▶ [Supplied entries]
= = = = =

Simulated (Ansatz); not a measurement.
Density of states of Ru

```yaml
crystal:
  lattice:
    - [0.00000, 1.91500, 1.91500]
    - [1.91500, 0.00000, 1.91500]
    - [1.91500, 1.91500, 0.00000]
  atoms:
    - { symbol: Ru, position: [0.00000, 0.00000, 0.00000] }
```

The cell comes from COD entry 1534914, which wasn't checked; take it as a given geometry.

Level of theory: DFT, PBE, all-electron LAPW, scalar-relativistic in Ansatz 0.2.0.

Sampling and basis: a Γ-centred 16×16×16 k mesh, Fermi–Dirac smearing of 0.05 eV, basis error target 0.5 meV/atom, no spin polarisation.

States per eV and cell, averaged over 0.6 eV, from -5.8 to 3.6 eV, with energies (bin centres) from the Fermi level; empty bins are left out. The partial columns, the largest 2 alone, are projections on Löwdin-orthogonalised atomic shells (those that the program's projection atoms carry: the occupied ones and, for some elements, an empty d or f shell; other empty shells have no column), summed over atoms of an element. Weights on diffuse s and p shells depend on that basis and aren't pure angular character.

= = = = =

▶ [Required action]
Lines to set down from above: the line with "Density of states of Ru", the line with "Sampling and basis: a", and every line between, each exactly as written.

▶ [Written answer]
Density of states of Ru

```yaml
crystal:
  lattice:
    - [0.00000, 1.91500, 1.91500]
    - [1.91500, 0.00000, 1.91500]
    - [1.91500, 1.91500, 0.00000]
  atoms:
    - { symbol: Ru, position: [0.00000, 0.00000, 0.00000] }
```

The cell comes from COD entry 1534914, which wasn't checked; take it as a given geometry.

Level of theory: DFT, PBE, all-electron LAPW, scalar-relativistic in Ansatz 0.2.0.

Sampling and basis: a Γ-centred 16×16×16 k mesh, Fermi–Dirac smearing of 0.05 eV, basis error target 0.5 meV/atom, no spin polarisation.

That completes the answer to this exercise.